> [Assignment] One part of the entries below is wanted: the lines from the one containing "- Program: VASP 6.6.1" through the one containing "Run time: 26". Write those out exactly and nothing else.

> [Dataset]
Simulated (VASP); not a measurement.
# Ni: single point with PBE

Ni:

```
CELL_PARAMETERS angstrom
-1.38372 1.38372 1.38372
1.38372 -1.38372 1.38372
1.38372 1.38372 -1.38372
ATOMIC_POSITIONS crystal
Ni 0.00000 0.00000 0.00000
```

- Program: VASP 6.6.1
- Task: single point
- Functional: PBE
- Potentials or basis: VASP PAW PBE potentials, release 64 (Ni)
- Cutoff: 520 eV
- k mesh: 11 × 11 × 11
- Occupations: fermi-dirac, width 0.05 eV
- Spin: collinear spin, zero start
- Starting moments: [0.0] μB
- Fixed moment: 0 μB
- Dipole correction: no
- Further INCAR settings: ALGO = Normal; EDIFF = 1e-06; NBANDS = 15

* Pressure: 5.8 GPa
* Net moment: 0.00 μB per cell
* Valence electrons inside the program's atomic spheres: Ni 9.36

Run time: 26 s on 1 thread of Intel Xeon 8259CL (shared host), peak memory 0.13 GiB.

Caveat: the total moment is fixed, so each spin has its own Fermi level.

> [Task solution]
- Program: VASP 6.6.1
- Task: single point
- Functional: PBE
- Potentials or basis: VASP PAW PBE potentials, release 64 (Ni)
- Cutoff: 520 eV
- k mesh: 11 × 11 × 11
- Occupations: fermi-dirac, width 0.05 eV
- Spin: collinear spin, zero start
- Starting moments: [0.0] μB
- Fixed moment: 0 μB
- Dipole correction: no
- Further INCAR settings: ALGO = Normal; EDIFF = 1e-06; NBANDS = 15

* Pressure: 5.8 GPa
* Net moment: 0.00 μB per cell
* Valence electrons inside the program's atomic spheres: Ni 9.36

Run time: 26 s on 1 thread of Intel Xeon 8259CL (shared host), peak memory 0.13 GiB.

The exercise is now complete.